▶ **WORK INSTRUCTION**
Set down the records below in full, exactly as they read.

▶ **MATERIAL SHOWN**
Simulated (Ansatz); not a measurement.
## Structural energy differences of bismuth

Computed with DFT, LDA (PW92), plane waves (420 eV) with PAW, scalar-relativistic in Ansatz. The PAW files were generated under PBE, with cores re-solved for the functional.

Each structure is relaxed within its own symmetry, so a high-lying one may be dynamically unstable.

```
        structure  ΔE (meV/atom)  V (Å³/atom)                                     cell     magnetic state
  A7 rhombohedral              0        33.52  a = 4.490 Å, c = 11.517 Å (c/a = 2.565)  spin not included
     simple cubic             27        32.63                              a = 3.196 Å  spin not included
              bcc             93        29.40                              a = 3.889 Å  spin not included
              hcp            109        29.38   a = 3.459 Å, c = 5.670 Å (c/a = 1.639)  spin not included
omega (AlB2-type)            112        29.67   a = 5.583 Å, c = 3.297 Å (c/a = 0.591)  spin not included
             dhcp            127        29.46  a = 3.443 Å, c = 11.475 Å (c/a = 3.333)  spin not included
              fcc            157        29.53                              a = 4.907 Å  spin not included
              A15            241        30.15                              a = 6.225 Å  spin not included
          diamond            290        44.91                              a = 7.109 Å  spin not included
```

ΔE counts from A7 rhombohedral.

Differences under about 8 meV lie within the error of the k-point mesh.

▶ **EXERCISE OUTPUT**
Simulated (Ansatz); not a measurement.
## Structural energy differences of bismuth

Computed with DFT, LDA (PW92), plane waves (420 eV) with PAW, scalar-relativistic in Ansatz. The PAW files were generated under PBE, with cores re-solved for the functional.

Each structure is relaxed within its own symmetry, so a high-lying one may be dynamically unstable.

```
        structure  ΔE (meV/atom)  V (Å³/atom)                                     cell     magnetic state
  A7 rhombohedral              0        33.52  a = 4.490 Å, c = 11.517 Å (c/a = 2.565)  spin not included
     simple cubic             27        32.63                              a = 3.196 Å  spin not included
              bcc             93        29.40                              a = 3.889 Å  spin not included
              hcp            109        29.38   a = 3.459 Å, c = 5.670 Å (c/a = 1.639)  spin not included
omega (AlB2-type)            112        29.67   a = 5.583 Å, c = 3.297 Å (c/a = 0.591)  spin not included
             dhcp            127        29.46  a = 3.443 Å, c = 11.475 Å (c/a = 3.333)  spin not included
              fcc            157        29.53                              a = 4.907 Å  spin not included
              A15            241        30.15                              a = 6.225 Å  spin not included
          diamond            290        44.91                              a = 7.109 Å  spin not included
```

ΔE counts from A7 rhombohedral.

Differences under about 8 meV lie within the error of the k-point mesh.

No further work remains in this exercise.